|---|
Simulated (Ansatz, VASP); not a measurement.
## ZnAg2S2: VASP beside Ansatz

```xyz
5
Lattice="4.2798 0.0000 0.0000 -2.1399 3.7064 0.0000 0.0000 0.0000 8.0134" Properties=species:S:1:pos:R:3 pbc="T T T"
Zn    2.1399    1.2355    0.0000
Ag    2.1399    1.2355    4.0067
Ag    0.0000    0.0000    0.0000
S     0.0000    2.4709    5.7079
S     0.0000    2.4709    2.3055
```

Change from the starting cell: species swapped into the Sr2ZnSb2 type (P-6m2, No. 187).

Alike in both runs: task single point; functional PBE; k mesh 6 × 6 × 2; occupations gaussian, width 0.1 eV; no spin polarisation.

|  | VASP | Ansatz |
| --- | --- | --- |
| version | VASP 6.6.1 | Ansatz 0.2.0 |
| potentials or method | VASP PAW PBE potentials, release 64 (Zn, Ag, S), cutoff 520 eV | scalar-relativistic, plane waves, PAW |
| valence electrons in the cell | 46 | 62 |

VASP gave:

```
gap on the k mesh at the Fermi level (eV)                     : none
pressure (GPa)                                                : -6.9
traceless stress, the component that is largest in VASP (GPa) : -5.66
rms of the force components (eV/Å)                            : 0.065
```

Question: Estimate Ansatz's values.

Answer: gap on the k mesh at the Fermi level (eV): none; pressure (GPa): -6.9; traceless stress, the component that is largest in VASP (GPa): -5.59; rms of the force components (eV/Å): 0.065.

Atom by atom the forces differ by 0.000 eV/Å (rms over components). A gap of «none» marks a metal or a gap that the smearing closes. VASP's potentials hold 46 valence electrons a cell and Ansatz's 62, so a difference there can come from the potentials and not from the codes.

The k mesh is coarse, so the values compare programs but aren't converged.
|---|

● **WORK REQUEST**: An exact copy of the lines above, from the one containing "waves, PAW |" through the one containing "Question: Estimate Ansatz's values.", is the whole of the answer.

● **SOLUTION**:
| potentials or method | VASP PAW PBE potentials, release 64 (Zn, Ag, S), cutoff 520 eV | scalar-relativistic, plane waves, PAW |
| valence electrons in the cell | 46 | 62 |

VASP gave:

```
gap on the k mesh at the Fermi level (eV)                     : none
pressure (GPa)                                                : -6.9
traceless stress, the component that is largest in VASP (GPa) : -5.66
rms of the force components (eV/Å)                            : 0.065
```

Question: Estimate Ansatz's values.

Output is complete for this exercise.